Work request
Looking at the listing below, retype exactly the lines starting at the one containing "width 0.05 eV |" and ending at the one containing "Q: After a change", both included, and nothing else.

START Study material

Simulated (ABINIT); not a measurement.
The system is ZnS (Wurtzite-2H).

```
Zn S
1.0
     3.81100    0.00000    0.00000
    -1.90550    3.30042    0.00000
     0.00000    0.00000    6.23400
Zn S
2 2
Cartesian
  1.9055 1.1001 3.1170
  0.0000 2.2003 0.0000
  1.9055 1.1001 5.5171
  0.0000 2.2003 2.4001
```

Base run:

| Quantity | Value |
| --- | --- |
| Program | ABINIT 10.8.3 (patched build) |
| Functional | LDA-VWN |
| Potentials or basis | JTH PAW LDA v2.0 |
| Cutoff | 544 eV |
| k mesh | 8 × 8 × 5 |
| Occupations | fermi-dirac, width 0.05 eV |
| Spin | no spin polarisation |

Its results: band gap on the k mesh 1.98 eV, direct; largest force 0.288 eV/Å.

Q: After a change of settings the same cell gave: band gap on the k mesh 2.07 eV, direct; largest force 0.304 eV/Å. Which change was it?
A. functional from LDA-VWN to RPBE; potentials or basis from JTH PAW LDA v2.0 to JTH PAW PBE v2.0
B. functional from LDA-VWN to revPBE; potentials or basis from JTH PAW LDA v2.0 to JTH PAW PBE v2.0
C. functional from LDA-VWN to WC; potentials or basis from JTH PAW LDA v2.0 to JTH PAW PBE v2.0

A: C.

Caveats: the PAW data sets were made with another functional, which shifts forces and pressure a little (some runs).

END Study material

Answer section
| Occupations | fermi-dirac, width 0.05 eV |
| Spin | no spin polarisation |

Its results: band gap on the k mesh 1.98 eV, direct; largest force 0.288 eV/Å.

Q: After a change of settings the same cell gave: band gap on the k mesh 2.07 eV, direct; largest force 0.304 eV/Å. Which change was it?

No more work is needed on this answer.